_ _ _
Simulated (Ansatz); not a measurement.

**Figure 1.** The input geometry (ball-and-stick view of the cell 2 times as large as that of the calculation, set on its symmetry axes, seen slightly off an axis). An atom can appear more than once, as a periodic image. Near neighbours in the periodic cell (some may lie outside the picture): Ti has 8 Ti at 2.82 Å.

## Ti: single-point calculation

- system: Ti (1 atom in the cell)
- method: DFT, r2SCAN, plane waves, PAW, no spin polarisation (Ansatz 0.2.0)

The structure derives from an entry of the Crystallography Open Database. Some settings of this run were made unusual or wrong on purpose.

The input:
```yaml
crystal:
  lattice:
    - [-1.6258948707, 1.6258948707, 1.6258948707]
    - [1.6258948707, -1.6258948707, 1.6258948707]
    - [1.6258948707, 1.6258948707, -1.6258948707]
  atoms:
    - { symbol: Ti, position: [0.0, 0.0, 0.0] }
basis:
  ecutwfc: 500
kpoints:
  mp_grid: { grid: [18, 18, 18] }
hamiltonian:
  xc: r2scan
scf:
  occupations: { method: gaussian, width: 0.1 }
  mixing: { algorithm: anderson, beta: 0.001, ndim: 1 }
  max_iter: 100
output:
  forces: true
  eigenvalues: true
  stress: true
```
_ _ _

Your answer should be the exact lines above from the one with "Ti at 2.82 Å." through the one with "## Ti: single-point calculation", both included, and nothing besides.

**Figure 1.** The input geometry (ball-and-stick view of the cell 2 times as large as that of the calculation, set on its symmetry axes, seen slightly off an axis). An atom can appear more than once, as a periodic image. Near neighbours in the periodic cell (some may lie outside the picture): Ti has 8 Ti at 2.82 Å.

## Ti: single-point calculation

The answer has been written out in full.